▸ **Brief**:
Word for word, transcribe the material below from its first line to the line with "All from the", both included.

▸ **Supplied records**:
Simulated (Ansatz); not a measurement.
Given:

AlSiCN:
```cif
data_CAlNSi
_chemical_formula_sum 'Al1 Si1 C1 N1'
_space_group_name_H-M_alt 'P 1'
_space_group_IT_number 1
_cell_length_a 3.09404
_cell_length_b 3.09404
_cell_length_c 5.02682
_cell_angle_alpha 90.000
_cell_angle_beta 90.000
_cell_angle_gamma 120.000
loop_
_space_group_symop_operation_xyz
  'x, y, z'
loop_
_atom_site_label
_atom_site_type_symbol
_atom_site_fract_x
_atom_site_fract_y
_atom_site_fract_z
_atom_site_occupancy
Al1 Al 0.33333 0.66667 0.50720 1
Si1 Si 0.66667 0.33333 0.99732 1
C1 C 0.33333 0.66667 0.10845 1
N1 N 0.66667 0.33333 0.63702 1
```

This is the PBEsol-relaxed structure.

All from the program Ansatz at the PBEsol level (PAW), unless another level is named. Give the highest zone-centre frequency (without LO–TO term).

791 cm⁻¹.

▸ **Exercise answer**:
Simulated (Ansatz); not a measurement.
Given:

AlSiCN:
```cif
data_CAlNSi
_chemical_formula_sum 'Al1 Si1 C1 N1'
_space_group_name_H-M_alt 'P 1'
_space_group_IT_number 1
_cell_length_a 3.09404
_cell_length_b 3.09404
_cell_length_c 5.02682
_cell_angle_alpha 90.000
_cell_angle_beta 90.000
_cell_angle_gamma 120.000
loop_
_space_group_symop_operation_xyz
  'x, y, z'
loop_
_atom_site_label
_atom_site_type_symbol
_atom_site_fract_x
_atom_site_fract_y
_atom_site_fract_z
_atom_site_occupancy
Al1 Al 0.33333 0.66667 0.50720 1
Si1 Si 0.66667 0.33333 0.99732 1
C1 C 0.33333 0.66667 0.10845 1
N1 N 0.66667 0.33333 0.63702 1
```

This is the PBEsol-relaxed structure.

All from the program Ansatz at the PBEsol level (PAW), unless another level is named. Give the highest zone-centre frequency (without LO–TO term).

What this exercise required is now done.